•••••
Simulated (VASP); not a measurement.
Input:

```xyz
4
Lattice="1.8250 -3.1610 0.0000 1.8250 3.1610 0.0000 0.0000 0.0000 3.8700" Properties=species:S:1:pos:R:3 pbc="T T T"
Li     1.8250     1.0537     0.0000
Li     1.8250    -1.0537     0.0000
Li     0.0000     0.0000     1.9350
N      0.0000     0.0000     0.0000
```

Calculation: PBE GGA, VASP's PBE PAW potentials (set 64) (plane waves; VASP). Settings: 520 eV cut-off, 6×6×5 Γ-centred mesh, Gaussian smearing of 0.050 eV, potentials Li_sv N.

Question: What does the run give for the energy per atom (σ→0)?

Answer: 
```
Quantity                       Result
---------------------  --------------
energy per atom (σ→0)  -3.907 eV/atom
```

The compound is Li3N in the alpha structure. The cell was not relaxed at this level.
•••••

TASK ITEM ->
Every entry above must be reproduced word for word.

ANSWER BOX ->
Simulated (VASP); not a measurement.
Input:

```xyz
4
Lattice="1.8250 -3.1610 0.0000 1.8250 3.1610 0.0000 0.0000 0.0000 3.8700" Properties=species:S:1:pos:R:3 pbc="T T T"
Li     1.8250     1.0537     0.0000
Li     1.8250    -1.0537     0.0000
Li     0.0000     0.0000     1.9350
N      0.0000     0.0000     0.0000
```

Calculation: PBE GGA, VASP's PBE PAW potentials (set 64) (plane waves; VASP). Settings: 520 eV cut-off, 6×6×5 Γ-centred mesh, Gaussian smearing of 0.050 eV, potentials Li_sv N.

Question: What does the run give for the energy per atom (σ→0)?

Answer: 
```
Quantity                       Result
---------------------  --------------
energy per atom (σ→0)  -3.907 eV/atom
```

The compound is Li3N in the alpha structure. The cell was not relaxed at this level.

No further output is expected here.